Extracted entries ▸
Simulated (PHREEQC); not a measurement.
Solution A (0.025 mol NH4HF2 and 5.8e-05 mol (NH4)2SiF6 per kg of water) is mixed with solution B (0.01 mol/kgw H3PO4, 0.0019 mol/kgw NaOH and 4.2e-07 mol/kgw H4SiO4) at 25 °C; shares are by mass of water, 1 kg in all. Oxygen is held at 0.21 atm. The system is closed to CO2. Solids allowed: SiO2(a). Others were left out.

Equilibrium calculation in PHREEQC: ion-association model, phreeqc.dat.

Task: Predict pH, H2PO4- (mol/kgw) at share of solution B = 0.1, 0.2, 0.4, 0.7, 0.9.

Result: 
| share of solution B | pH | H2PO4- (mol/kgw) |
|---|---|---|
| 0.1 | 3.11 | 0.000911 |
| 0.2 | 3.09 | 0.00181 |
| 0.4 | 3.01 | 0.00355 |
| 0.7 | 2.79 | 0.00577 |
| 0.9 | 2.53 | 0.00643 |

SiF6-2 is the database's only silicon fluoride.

Work item ▸ Return the material in full, exactly as shown.

Worked solution ▸
Simulated (PHREEQC); not a measurement.
Solution A (0.025 mol NH4HF2 and 5.8e-05 mol (NH4)2SiF6 per kg of water) is mixed with solution B (0.01 mol/kgw H3PO4, 0.0019 mol/kgw NaOH and 4.2e-07 mol/kgw H4SiO4) at 25 °C; shares are by mass of water, 1 kg in all. Oxygen is held at 0.21 atm. The system is closed to CO2. Solids allowed: SiO2(a). Others were left out.

Equilibrium calculation in PHREEQC: ion-association model, phreeqc.dat.

Task: Predict pH, H2PO4- (mol/kgw) at share of solution B = 0.1, 0.2, 0.4, 0.7, 0.9.

Result: 
| share of solution B | pH | H2PO4- (mol/kgw) |
|---|---|---|
| 0.1 | 3.11 | 0.000911 |
| 0.2 | 3.09 | 0.00181 |
| 0.4 | 3.01 | 0.00355 |
| 0.7 | 2.79 | 0.00577 |
| 0.9 | 2.53 | 0.00643 |

SiF6-2 is the database's only silicon fluoride.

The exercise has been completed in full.